☆ ☆ ☆
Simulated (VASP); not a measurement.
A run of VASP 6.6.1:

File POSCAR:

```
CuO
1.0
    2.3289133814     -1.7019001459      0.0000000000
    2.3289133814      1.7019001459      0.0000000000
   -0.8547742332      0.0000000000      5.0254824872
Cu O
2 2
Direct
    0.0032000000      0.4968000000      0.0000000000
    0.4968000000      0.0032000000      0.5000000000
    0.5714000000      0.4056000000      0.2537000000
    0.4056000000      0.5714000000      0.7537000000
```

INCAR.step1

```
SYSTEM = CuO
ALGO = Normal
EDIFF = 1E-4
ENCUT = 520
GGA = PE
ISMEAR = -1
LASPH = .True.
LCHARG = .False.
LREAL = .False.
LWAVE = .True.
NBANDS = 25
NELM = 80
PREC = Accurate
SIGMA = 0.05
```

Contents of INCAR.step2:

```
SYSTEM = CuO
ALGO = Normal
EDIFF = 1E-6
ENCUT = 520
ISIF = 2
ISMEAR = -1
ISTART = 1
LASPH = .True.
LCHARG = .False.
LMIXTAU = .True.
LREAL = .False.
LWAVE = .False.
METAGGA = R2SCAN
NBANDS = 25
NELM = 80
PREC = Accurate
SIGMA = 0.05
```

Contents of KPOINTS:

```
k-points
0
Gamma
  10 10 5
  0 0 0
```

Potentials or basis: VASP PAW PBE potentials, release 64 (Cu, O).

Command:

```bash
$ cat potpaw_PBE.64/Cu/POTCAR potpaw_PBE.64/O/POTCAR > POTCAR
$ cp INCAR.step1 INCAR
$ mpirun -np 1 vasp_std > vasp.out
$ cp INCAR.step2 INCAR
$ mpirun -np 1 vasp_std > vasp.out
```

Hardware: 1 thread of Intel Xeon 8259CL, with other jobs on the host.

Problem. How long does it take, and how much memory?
☆ ☆ ☆

Action item: Beginning with the very first line of the material, please return exactly each line down to and including the one with "Hardware: 1 thread".

Response:
Simulated (VASP); not a measurement.
A run of VASP 6.6.1:

File POSCAR:

```
CuO
1.0
    2.3289133814     -1.7019001459      0.0000000000
    2.3289133814      1.7019001459      0.0000000000
   -0.8547742332      0.0000000000      5.0254824872
Cu O
2 2
Direct
    0.0032000000      0.4968000000      0.0000000000
    0.4968000000      0.0032000000      0.5000000000
    0.5714000000      0.4056000000      0.2537000000
    0.4056000000      0.5714000000      0.7537000000
```

INCAR.step1

```
SYSTEM = CuO
ALGO = Normal
EDIFF = 1E-4
ENCUT = 520
GGA = PE
ISMEAR = -1
LASPH = .True.
LCHARG = .False.
LREAL = .False.
LWAVE = .True.
NBANDS = 25
NELM = 80
PREC = Accurate
SIGMA = 0.05
```

Contents of INCAR.step2:

```
SYSTEM = CuO
ALGO = Normal
EDIFF = 1E-6
ENCUT = 520
ISIF = 2
ISMEAR = -1
ISTART = 1
LASPH = .True.
LCHARG = .False.
LMIXTAU = .True.
LREAL = .False.
LWAVE = .False.
METAGGA = R2SCAN
NBANDS = 25
NELM = 80
PREC = Accurate
SIGMA = 0.05
```

Contents of KPOINTS:

```
k-points
0
Gamma
  10 10 5
  0 0 0
```

Potentials or basis: VASP PAW PBE potentials, release 64 (Cu, O).

Command:

```bash
$ cat potpaw_PBE.64/Cu/POTCAR potpaw_PBE.64/O/POTCAR > POTCAR
$ cp INCAR.step1 INCAR
$ mpirun -np 1 vasp_std > vasp.out
$ cp INCAR.step2 INCAR
$ mpirun -np 1 vasp_std > vasp.out
```

Hardware: 1 thread of Intel Xeon 8259CL, with other jobs on the host.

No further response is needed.